Work instruction>
Copy the full listing, changing nothing.

[Opening Information provided section]
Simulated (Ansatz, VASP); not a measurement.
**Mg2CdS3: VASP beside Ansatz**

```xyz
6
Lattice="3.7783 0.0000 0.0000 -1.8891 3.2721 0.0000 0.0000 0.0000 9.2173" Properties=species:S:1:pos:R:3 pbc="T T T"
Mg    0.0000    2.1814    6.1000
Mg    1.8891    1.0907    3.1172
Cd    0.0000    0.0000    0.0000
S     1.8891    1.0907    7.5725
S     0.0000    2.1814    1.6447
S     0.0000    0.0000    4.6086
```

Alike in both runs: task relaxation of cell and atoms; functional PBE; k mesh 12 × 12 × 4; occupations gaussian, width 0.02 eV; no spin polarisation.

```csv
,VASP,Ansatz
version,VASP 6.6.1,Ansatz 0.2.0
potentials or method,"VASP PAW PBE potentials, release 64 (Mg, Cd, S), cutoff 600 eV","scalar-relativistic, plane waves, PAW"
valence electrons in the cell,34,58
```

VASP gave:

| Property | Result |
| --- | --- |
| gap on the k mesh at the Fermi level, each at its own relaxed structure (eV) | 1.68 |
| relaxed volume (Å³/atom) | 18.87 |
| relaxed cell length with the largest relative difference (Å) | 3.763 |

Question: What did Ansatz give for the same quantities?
[Closing Information provided section]

Exercise solution>
Simulated (Ansatz, VASP); not a measurement.
**Mg2CdS3: VASP beside Ansatz**

```xyz
6
Lattice="3.7783 0.0000 0.0000 -1.8891 3.2721 0.0000 0.0000 0.0000 9.2173" Properties=species:S:1:pos:R:3 pbc="T T T"
Mg    0.0000    2.1814    6.1000
Mg    1.8891    1.0907    3.1172
Cd    0.0000    0.0000    0.0000
S     1.8891    1.0907    7.5725
S     0.0000    2.1814    1.6447
S     0.0000    0.0000    4.6086
```

Alike in both runs: task relaxation of cell and atoms; functional PBE; k mesh 12 × 12 × 4; occupations gaussian, width 0.02 eV; no spin polarisation.

```csv
,VASP,Ansatz
version,VASP 6.6.1,Ansatz 0.2.0
potentials or method,"VASP PAW PBE potentials, release 64 (Mg, Cd, S), cutoff 600 eV","scalar-relativistic, plane waves, PAW"
valence electrons in the cell,34,58
```

VASP gave:

| Property | Result |
| --- | --- |
| gap on the k mesh at the Fermi level, each at its own relaxed structure (eV) | 1.68 |
| relaxed volume (Å³/atom) | 18.87 |
| relaxed cell length with the largest relative difference (Å) | 3.763 |

Question: What did Ansatz give for the same quantities?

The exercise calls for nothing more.